-=-=-=-=-
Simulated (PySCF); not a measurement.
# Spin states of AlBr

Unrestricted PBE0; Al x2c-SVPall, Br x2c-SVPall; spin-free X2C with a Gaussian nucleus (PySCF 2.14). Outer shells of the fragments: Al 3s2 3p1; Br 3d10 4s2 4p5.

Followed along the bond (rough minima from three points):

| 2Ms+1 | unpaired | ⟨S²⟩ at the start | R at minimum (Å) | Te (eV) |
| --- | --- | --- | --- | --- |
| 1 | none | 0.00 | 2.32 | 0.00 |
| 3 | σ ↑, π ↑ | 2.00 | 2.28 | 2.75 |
-=-=-=-=-

Give an exact repetition of all the material.

[Exercise solution]:
Simulated (PySCF); not a measurement.
# Spin states of AlBr

Unrestricted PBE0; Al x2c-SVPall, Br x2c-SVPall; spin-free X2C with a Gaussian nucleus (PySCF 2.14). Outer shells of the fragments: Al 3s2 3p1; Br 3d10 4s2 4p5.

Followed along the bond (rough minima from three points):

| 2Ms+1 | unpaired | ⟨S²⟩ at the start | R at minimum (Å) | Te (eV) |
| --- | --- | --- | --- | --- |
| 1 | none | 0.00 | 2.32 | 0.00 |
| 3 | σ ↑, π ↑ | 2.00 | 2.28 | 2.75 |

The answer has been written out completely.